*** THE DATA Section Begins ***

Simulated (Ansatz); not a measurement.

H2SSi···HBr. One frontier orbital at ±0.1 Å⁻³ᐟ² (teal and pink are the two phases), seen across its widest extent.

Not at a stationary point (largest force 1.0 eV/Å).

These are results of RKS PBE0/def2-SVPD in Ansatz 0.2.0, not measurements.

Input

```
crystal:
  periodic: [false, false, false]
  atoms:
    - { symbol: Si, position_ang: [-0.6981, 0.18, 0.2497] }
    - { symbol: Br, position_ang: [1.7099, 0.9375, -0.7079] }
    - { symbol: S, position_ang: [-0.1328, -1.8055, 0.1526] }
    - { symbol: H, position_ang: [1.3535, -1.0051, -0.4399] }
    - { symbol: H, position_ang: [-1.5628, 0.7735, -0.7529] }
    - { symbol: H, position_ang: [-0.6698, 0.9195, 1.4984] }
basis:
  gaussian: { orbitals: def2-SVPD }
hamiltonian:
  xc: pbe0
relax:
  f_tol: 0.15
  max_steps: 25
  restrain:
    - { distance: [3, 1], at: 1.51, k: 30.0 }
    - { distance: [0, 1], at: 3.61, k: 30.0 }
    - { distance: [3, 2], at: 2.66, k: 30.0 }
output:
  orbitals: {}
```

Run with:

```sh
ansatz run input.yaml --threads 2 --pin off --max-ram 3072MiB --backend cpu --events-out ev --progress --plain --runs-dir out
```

*** THE DATA Section Ends ***

* REQUIREMENT
All lines from the opening of the records through the line where "Not at a stationary" occurs are to be output verbatim. No other line belongs in the answer.

* TASK SOLUTION
Simulated (Ansatz); not a measurement.

H2SSi···HBr. One frontier orbital at ±0.1 Å⁻³ᐟ² (teal and pink are the two phases), seen across its widest extent.

Not at a stationary point (largest force 1.0 eV/Å).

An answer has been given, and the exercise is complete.